:: EXTRACTED DATA ::

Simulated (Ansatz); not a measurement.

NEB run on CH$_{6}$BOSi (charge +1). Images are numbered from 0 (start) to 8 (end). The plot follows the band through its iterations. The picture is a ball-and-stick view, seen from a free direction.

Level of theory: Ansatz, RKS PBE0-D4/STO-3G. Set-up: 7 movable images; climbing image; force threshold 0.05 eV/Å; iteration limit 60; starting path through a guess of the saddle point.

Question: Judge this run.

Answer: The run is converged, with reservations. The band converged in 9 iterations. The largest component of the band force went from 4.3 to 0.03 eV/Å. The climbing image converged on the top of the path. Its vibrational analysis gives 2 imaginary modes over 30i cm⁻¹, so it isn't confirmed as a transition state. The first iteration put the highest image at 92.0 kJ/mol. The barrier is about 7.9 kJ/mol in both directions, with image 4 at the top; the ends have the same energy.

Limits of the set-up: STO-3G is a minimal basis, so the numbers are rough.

:::

▸ **ASSIGNMENT**
When you transcribe the records above, keep every line exactly the same.

▸ **TASK ANSWER**
Simulated (Ansatz); not a measurement.

NEB run on CH$_{6}$BOSi (charge +1). Images are numbered from 0 (start) to 8 (end). The plot follows the band through its iterations. The picture is a ball-and-stick view, seen from a free direction.

Level of theory: Ansatz, RKS PBE0-D4/STO-3G. Set-up: 7 movable images; climbing image; force threshold 0.05 eV/Å; iteration limit 60; starting path through a guess of the saddle point.

Question: Judge this run.

Answer: The run is converged, with reservations. The band converged in 9 iterations. The largest component of the band force went from 4.3 to 0.03 eV/Å. The climbing image converged on the top of the path. Its vibrational analysis gives 2 imaginary modes over 30i cm⁻¹, so it isn't confirmed as a transition state. The first iteration put the highest image at 92.0 kJ/mol. The barrier is about 7.9 kJ/mol in both directions, with image 4 at the top; the ends have the same energy.

Limits of the set-up: STO-3G is a minimal basis, so the numbers are rough.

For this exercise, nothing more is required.